========================================================================
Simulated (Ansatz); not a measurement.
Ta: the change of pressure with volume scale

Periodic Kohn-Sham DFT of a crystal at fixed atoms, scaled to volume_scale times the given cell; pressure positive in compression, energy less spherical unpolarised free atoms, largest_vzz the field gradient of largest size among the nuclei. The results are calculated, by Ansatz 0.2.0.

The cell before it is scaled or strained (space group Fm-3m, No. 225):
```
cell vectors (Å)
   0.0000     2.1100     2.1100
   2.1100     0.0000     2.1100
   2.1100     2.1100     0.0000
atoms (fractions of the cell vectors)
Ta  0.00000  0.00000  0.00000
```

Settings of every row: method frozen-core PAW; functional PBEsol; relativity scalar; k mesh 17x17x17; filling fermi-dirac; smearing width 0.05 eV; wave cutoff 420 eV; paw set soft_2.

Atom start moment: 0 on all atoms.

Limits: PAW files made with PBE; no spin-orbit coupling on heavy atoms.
========================================================================

**Brief:** Repeat, exactly as they stand above, the lines from the line with "Periodic Kohn-Sham DFT" to the line with "Atom start moment: 0 on all atoms.", both lines included.

**Written response:**
Periodic Kohn-Sham DFT of a crystal at fixed atoms, scaled to volume_scale times the given cell; pressure positive in compression, energy less spherical unpolarised free atoms, largest_vzz the field gradient of largest size among the nuclei. The results are calculated, by Ansatz 0.2.0.

The cell before it is scaled or strained (space group Fm-3m, No. 225):
```
cell vectors (Å)
   0.0000     2.1100     2.1100
   2.1100     0.0000     2.1100
   2.1100     2.1100     0.0000
atoms (fractions of the cell vectors)
Ta  0.00000  0.00000  0.00000
```

Settings of every row: method frozen-core PAW; functional PBEsol; relativity scalar; k mesh 17x17x17; filling fermi-dirac; smearing width 0.05 eV; wave cutoff 420 eV; paw set soft_2.

Atom start moment: 0 on all atoms.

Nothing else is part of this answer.